The records below should be copied in full, exactly as shown.

______

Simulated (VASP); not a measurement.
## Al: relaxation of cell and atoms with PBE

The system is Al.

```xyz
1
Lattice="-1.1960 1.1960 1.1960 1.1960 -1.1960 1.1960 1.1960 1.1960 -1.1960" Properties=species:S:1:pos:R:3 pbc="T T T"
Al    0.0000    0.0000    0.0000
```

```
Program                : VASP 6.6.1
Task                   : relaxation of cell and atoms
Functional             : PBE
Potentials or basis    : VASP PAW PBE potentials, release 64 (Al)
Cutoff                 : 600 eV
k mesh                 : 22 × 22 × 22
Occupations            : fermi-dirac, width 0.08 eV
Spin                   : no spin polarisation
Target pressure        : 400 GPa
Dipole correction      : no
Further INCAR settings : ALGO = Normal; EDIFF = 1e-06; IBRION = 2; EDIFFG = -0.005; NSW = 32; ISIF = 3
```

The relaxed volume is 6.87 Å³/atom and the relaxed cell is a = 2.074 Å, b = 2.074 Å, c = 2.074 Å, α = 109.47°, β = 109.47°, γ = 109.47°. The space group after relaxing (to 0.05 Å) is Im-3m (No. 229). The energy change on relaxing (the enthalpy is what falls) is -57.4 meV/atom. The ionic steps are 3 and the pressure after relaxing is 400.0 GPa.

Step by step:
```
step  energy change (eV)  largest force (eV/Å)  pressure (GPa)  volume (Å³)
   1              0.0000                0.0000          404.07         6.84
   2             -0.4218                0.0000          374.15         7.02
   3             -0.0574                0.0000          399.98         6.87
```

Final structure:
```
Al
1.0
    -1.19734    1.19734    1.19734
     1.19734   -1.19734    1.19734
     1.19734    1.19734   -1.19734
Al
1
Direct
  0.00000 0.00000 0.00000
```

______

ANSWER SPACE >>
Simulated (VASP); not a measurement.
## Al: relaxation of cell and atoms with PBE

The system is Al.

```xyz
1
Lattice="-1.1960 1.1960 1.1960 1.1960 -1.1960 1.1960 1.1960 1.1960 -1.1960" Properties=species:S:1:pos:R:3 pbc="T T T"
Al    0.0000    0.0000    0.0000
```

```
Program                : VASP 6.6.1
Task                   : relaxation of cell and atoms
Functional             : PBE
Potentials or basis    : VASP PAW PBE potentials, release 64 (Al)
Cutoff                 : 600 eV
k mesh                 : 22 × 22 × 22
Occupations            : fermi-dirac, width 0.08 eV
Spin                   : no spin polarisation
Target pressure        : 400 GPa
Dipole correction      : no
Further INCAR settings : ALGO = Normal; EDIFF = 1e-06; IBRION = 2; EDIFFG = -0.005; NSW = 32; ISIF = 3
```

The relaxed volume is 6.87 Å³/atom and the relaxed cell is a = 2.074 Å, b = 2.074 Å, c = 2.074 Å, α = 109.47°, β = 109.47°, γ = 109.47°. The space group after relaxing (to 0.05 Å) is Im-3m (No. 229). The energy change on relaxing (the enthalpy is what falls) is -57.4 meV/atom. The ionic steps are 3 and the pressure after relaxing is 400.0 GPa.

Step by step:
```
step  energy change (eV)  largest force (eV/Å)  pressure (GPa)  volume (Å³)
   1              0.0000                0.0000          404.07         6.84
   2             -0.4218                0.0000          374.15         7.02
   3             -0.0574                0.0000          399.98         6.87
```

Final structure:
```
Al
1.0
    -1.19734    1.19734    1.19734
     1.19734   -1.19734    1.19734
     1.19734    1.19734   -1.19734
Al
1
Direct
  0.00000 0.00000 0.00000
```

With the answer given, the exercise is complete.